(DATA EXCERPTS begins)

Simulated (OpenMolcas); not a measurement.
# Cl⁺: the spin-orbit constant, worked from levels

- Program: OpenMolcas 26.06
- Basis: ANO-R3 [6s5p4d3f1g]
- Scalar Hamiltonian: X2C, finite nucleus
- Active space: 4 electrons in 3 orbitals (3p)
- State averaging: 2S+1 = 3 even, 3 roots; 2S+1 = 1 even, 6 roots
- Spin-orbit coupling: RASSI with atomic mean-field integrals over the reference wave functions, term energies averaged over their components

(DATA EXCERPTS ends)

**ACTIVITY:** An exact copy of every record is what the answer must contain.

**ANSWER AREA:**
Simulated (OpenMolcas); not a measurement.
# Cl⁺: the spin-orbit constant, worked from levels

- Program: OpenMolcas 26.06
- Basis: ANO-R3 [6s5p4d3f1g]
- Scalar Hamiltonian: X2C, finite nucleus
- Active space: 4 electrons in 3 orbitals (3p)
- State averaging: 2S+1 = 3 even, 3 roots; 2S+1 = 1 even, 6 roots
- Spin-orbit coupling: RASSI with atomic mean-field integrals over the reference wave functions, term energies averaged over their components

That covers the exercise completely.